ACTION ITEM >> Everything in the listing below should be repeated exactly.

--------------------------------
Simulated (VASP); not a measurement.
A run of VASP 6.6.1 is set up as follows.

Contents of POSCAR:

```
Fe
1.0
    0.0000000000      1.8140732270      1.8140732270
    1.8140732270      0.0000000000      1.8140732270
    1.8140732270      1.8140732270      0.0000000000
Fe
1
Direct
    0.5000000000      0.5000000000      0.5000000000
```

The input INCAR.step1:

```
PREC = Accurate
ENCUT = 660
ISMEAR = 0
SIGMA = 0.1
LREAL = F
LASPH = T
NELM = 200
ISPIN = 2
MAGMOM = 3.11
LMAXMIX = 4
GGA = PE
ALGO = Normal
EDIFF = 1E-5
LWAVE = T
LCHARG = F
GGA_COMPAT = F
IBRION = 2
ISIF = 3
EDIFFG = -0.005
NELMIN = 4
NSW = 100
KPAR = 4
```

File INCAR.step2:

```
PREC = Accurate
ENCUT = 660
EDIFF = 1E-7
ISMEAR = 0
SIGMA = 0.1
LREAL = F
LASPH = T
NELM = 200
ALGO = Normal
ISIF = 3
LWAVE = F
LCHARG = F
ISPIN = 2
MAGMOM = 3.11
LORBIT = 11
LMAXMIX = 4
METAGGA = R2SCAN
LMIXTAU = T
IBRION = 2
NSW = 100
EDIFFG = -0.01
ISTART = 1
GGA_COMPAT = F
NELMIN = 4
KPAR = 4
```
--------------------------------

RESULT >>
Simulated (VASP); not a measurement.
A run of VASP 6.6.1 is set up as follows.

Contents of POSCAR:

```
Fe
1.0
    0.0000000000      1.8140732270      1.8140732270
    1.8140732270      0.0000000000      1.8140732270
    1.8140732270      1.8140732270      0.0000000000
Fe
1
Direct
    0.5000000000      0.5000000000      0.5000000000
```

The input INCAR.step1:

```
PREC = Accurate
ENCUT = 660
ISMEAR = 0
SIGMA = 0.1
LREAL = F
LASPH = T
NELM = 200
ISPIN = 2
MAGMOM = 3.11
LMAXMIX = 4
GGA = PE
ALGO = Normal
EDIFF = 1E-5
LWAVE = T
LCHARG = F
GGA_COMPAT = F
IBRION = 2
ISIF = 3
EDIFFG = -0.005
NELMIN = 4
NSW = 100
KPAR = 4
```

File INCAR.step2:

```
PREC = Accurate
ENCUT = 660
EDIFF = 1E-7
ISMEAR = 0
SIGMA = 0.1
LREAL = F
LASPH = T
NELM = 200
ALGO = Normal
ISIF = 3
LWAVE = F
LCHARG = F
ISPIN = 2
MAGMOM = 3.11
LORBIT = 11
LMAXMIX = 4
METAGGA = R2SCAN
LMIXTAU = T
IBRION = 2
NSW = 100
EDIFFG = -0.01
ISTART = 1
GGA_COMPAT = F
NELMIN = 4
KPAR = 4
```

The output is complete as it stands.